- [Work order]: Print the data that follows exactly as it stands, from its first line through the line containing "The input geometry", and stop there.

Entries supplied below:
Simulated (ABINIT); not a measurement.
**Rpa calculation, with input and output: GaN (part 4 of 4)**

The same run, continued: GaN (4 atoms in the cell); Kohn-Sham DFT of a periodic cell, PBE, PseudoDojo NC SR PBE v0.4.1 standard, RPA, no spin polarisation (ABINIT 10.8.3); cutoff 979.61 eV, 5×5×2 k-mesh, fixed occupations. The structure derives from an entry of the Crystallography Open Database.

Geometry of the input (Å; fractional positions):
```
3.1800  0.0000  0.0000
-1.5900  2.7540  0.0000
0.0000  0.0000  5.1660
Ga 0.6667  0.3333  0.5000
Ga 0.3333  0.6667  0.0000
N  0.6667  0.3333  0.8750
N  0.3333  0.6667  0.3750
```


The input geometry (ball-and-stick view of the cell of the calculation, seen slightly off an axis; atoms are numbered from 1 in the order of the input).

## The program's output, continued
End of Entries supplied.

- [Your solution]:
Simulated (ABINIT); not a measurement.
**Rpa calculation, with input and output: GaN (part 4 of 4)**

The same run, continued: GaN (4 atoms in the cell); Kohn-Sham DFT of a periodic cell, PBE, PseudoDojo NC SR PBE v0.4.1 standard, RPA, no spin polarisation (ABINIT 10.8.3); cutoff 979.61 eV, 5×5×2 k-mesh, fixed occupations. The structure derives from an entry of the Crystallography Open Database.

Geometry of the input (Å; fractional positions):
```
3.1800  0.0000  0.0000
-1.5900  2.7540  0.0000
0.0000  0.0000  5.1660
Ga 0.6667  0.3333  0.5000
Ga 0.3333  0.6667  0.0000
N  0.6667  0.3333  0.8750
N  0.3333  0.6667  0.3750
```


The input geometry (ball-and-stick view of the cell of the calculation, seen slightly off an axis; atoms are numbered from 1 in the order of the input).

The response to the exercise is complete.